> Work item: Only one stretch of the data below should be repeated: the lines from the line containing "(1) What is" through the line containing "(2) Ansatz gave: PBE", inclusive, exactly as they are.

•••••

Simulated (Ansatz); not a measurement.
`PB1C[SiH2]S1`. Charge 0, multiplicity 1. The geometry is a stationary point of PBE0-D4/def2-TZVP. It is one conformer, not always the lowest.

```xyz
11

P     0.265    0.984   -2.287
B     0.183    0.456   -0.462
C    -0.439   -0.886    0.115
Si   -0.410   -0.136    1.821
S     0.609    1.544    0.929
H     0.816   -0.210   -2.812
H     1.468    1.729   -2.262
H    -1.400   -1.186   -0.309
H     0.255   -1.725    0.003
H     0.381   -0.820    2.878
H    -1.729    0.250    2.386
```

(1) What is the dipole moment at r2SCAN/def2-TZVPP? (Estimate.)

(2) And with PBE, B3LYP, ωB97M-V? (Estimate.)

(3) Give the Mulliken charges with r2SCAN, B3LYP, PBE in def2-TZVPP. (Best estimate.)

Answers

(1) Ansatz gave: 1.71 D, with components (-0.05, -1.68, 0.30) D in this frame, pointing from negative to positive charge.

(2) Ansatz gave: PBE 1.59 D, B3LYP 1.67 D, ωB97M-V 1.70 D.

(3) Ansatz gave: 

•••••

> Task result:
(1) What is the dipole moment at r2SCAN/def2-TZVPP? (Estimate.)

(2) And with PBE, B3LYP, ωB97M-V? (Estimate.)

(3) Give the Mulliken charges with r2SCAN, B3LYP, PBE in def2-TZVPP. (Best estimate.)

Answers

(1) Ansatz gave: 1.71 D, with components (-0.05, -1.68, 0.30) D in this frame, pointing from negative to positive charge.

(2) Ansatz gave: PBE 1.59 D, B3LYP 1.67 D, ωB97M-V 1.70 D.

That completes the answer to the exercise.